## MATERIAL PROVIDED
□ □ □ □ □ □ □

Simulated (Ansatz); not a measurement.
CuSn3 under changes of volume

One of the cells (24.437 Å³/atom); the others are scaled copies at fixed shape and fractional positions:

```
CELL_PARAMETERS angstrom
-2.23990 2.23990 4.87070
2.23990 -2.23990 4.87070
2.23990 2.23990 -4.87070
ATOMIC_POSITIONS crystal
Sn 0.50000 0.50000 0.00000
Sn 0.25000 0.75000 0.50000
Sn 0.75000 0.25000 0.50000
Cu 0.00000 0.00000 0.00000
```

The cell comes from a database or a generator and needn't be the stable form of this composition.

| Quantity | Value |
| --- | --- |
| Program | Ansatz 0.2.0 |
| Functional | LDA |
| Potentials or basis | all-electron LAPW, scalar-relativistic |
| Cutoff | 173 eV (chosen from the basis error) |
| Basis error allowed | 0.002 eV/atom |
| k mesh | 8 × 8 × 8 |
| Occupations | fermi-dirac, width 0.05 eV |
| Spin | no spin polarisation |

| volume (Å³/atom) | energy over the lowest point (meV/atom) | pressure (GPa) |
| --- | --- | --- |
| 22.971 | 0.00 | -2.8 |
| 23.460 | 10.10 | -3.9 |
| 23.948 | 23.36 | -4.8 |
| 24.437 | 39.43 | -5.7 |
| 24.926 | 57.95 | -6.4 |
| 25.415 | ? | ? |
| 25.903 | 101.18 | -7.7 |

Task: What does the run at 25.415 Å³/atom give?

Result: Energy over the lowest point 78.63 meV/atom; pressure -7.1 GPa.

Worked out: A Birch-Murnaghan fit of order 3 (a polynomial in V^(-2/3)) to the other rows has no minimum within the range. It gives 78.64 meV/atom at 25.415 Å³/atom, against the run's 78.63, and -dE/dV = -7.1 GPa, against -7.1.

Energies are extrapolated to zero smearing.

□ □ □ □ □ □ □

## WORK REQUEST
Return exactly the leading lines of the listing, stopping after the line in which "Worked out: A" occurs.

## YOUR SOLUTION
Simulated (Ansatz); not a measurement.
CuSn3 under changes of volume

One of the cells (24.437 Å³/atom); the others are scaled copies at fixed shape and fractional positions:

```
CELL_PARAMETERS angstrom
-2.23990 2.23990 4.87070
2.23990 -2.23990 4.87070
2.23990 2.23990 -4.87070
ATOMIC_POSITIONS crystal
Sn 0.50000 0.50000 0.00000
Sn 0.25000 0.75000 0.50000
Sn 0.75000 0.25000 0.50000
Cu 0.00000 0.00000 0.00000
```

The cell comes from a database or a generator and needn't be the stable form of this composition.

| Quantity | Value |
| --- | --- |
| Program | Ansatz 0.2.0 |
| Functional | LDA |
| Potentials or basis | all-electron LAPW, scalar-relativistic |
| Cutoff | 173 eV (chosen from the basis error) |
| Basis error allowed | 0.002 eV/atom |
| k mesh | 8 × 8 × 8 |
| Occupations | fermi-dirac, width 0.05 eV |
| Spin | no spin polarisation |

| volume (Å³/atom) | energy over the lowest point (meV/atom) | pressure (GPa) |
| --- | --- | --- |
| 22.971 | 0.00 | -2.8 |
| 23.460 | 10.10 | -3.9 |
| 23.948 | 23.36 | -4.8 |
| 24.437 | 39.43 | -5.7 |
| 24.926 | 57.95 | -6.4 |
| 25.415 | ? | ? |
| 25.903 | 101.18 | -7.7 |

Task: What does the run at 25.415 Å³/atom give?

Result: Energy over the lowest point 78.63 meV/atom; pressure -7.1 GPa.

Worked out: A Birch-Murnaghan fit of order 3 (a polynomial in V^(-2/3)) to the other rows has no minimum within the range. It gives 78.64 meV/atom at 25.415 Å³/atom, against the run's 78.63, and -dE/dV = -7.1 GPa, against -7.1.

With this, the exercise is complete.